Action item: All of the data that follows should be retyped exactly as it appears.

START Dataset entries
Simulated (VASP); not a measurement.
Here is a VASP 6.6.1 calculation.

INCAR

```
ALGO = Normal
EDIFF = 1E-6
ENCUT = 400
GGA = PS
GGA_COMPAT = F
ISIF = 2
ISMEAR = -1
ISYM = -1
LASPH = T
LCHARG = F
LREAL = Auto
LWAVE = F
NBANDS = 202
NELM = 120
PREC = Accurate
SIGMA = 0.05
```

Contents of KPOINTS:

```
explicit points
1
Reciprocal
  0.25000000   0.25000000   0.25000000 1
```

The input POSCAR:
END Dataset entries

Response area:
Simulated (VASP); not a measurement.
Here is a VASP 6.6.1 calculation.

INCAR

```
ALGO = Normal
EDIFF = 1E-6
ENCUT = 400
GGA = PS
GGA_COMPAT = F
ISIF = 2
ISMEAR = -1
ISYM = -1
LASPH = T
LCHARG = F
LREAL = Auto
LWAVE = F
NBANDS = 202
NELM = 120
PREC = Accurate
SIGMA = 0.05
```

Contents of KPOINTS:

```
explicit points
1
Reciprocal
  0.25000000   0.25000000   0.25000000 1
```

The input POSCAR:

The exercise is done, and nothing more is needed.